ACTIVITY:
Start at the first line of the material below and retype each line through the one containing "cell and atoms", exactly.

■ ■ ■ ■ ■ ■ ■

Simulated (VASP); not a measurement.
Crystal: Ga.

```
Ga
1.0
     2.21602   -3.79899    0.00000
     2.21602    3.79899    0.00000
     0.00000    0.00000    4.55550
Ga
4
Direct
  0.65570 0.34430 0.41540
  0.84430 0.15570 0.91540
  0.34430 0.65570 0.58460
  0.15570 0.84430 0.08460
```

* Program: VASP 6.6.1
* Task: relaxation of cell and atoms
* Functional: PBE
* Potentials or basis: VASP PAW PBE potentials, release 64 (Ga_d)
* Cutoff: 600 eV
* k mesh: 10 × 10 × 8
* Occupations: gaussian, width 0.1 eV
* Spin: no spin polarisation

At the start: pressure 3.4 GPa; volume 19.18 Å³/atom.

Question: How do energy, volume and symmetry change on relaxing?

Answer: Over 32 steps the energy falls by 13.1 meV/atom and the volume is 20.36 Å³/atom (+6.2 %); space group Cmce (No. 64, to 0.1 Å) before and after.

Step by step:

■ ■ ■ ■ ■ ■ ■

WRITTEN RESPONSE:
Simulated (VASP); not a measurement.
Crystal: Ga.

```
Ga
1.0
     2.21602   -3.79899    0.00000
     2.21602    3.79899    0.00000
     0.00000    0.00000    4.55550
Ga
4
Direct
  0.65570 0.34430 0.41540
  0.84430 0.15570 0.91540
  0.34430 0.65570 0.58460
  0.15570 0.84430 0.08460
```

* Program: VASP 6.6.1
* Task: relaxation of cell and atoms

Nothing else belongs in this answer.